→ **Study material**:
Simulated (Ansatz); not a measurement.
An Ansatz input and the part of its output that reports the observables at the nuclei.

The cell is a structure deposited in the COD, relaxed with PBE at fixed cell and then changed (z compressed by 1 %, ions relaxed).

→ **Work item**: Give the data again, exactly as it stands.

→ **Response**:
Simulated (Ansatz); not a measurement.
An Ansatz input and the part of its output that reports the observables at the nuclei.

The cell is a structure deposited in the COD, relaxed with PBE at fixed cell and then changed (z compressed by 1 %, ions relaxed).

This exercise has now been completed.